**** Recorded information

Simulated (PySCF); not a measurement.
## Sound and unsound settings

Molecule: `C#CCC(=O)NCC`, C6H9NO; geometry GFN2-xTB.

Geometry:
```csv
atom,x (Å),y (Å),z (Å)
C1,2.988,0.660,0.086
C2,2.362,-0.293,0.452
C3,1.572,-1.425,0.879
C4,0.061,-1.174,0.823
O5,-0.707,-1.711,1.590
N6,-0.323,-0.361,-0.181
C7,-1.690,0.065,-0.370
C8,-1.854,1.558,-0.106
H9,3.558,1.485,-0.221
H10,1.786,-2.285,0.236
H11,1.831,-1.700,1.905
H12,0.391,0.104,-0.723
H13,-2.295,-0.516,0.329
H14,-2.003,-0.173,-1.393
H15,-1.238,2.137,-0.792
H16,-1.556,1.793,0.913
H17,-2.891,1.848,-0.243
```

********

Word for word, restate all of the data shown above.

Answer space:
Simulated (PySCF); not a measurement.
## Sound and unsound settings

Molecule: `C#CCC(=O)NCC`, C6H9NO; geometry GFN2-xTB.

Geometry:
```csv
atom,x (Å),y (Å),z (Å)
C1,2.988,0.660,0.086
C2,2.362,-0.293,0.452
C3,1.572,-1.425,0.879
C4,0.061,-1.174,0.823
O5,-0.707,-1.711,1.590
N6,-0.323,-0.361,-0.181
C7,-1.690,0.065,-0.370
C8,-1.854,1.558,-0.106
H9,3.558,1.485,-0.221
H10,1.786,-2.285,0.236
H11,1.831,-1.700,1.905
H12,0.391,0.104,-0.723
H13,-2.295,-0.516,0.329
H14,-2.003,-0.173,-1.393
H15,-1.238,2.137,-0.792
H16,-1.556,1.793,0.913
H17,-2.891,1.848,-0.243
```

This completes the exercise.